• _Assignment_:
Each of the entries below should be written out exactly as it reads.

[[ Source data open ]]
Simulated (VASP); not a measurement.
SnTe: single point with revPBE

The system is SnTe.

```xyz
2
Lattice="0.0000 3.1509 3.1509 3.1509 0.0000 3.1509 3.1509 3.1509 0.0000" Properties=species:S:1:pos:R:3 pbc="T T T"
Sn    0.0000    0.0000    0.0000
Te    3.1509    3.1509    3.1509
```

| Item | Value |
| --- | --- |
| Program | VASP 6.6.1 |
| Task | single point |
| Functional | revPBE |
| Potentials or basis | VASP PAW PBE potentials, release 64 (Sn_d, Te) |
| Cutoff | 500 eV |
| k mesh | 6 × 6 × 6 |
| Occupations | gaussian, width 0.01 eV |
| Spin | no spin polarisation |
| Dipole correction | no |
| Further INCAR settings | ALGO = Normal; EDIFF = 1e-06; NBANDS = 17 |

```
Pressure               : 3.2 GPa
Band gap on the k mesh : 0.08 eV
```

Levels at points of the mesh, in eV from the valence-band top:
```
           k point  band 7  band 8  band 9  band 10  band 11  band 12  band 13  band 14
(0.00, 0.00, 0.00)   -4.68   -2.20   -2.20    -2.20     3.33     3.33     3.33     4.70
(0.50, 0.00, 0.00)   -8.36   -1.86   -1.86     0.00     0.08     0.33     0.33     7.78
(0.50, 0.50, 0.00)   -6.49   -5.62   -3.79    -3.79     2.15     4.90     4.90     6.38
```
[[ Source data closed ]]

• _Result_:
Simulated (VASP); not a measurement.
SnTe: single point with revPBE

The system is SnTe.

```xyz
2
Lattice="0.0000 3.1509 3.1509 3.1509 0.0000 3.1509 3.1509 3.1509 0.0000" Properties=species:S:1:pos:R:3 pbc="T T T"
Sn    0.0000    0.0000    0.0000
Te    3.1509    3.1509    3.1509
```

| Item | Value |
| --- | --- |
| Program | VASP 6.6.1 |
| Task | single point |
| Functional | revPBE |
| Potentials or basis | VASP PAW PBE potentials, release 64 (Sn_d, Te) |
| Cutoff | 500 eV |
| k mesh | 6 × 6 × 6 |
| Occupations | gaussian, width 0.01 eV |
| Spin | no spin polarisation |
| Dipole correction | no |
| Further INCAR settings | ALGO = Normal; EDIFF = 1e-06; NBANDS = 17 |

```
Pressure               : 3.2 GPa
Band gap on the k mesh : 0.08 eV
```

Levels at points of the mesh, in eV from the valence-band top:
```
           k point  band 7  band 8  band 9  band 10  band 11  band 12  band 13  band 14
(0.00, 0.00, 0.00)   -4.68   -2.20   -2.20    -2.20     3.33     3.33     3.33     4.70
(0.50, 0.00, 0.00)   -8.36   -1.86   -1.86     0.00     0.08     0.33     0.33     7.78
(0.50, 0.50, 0.00)   -6.49   -5.62   -3.79    -3.79     2.15     4.90     4.90     6.38
```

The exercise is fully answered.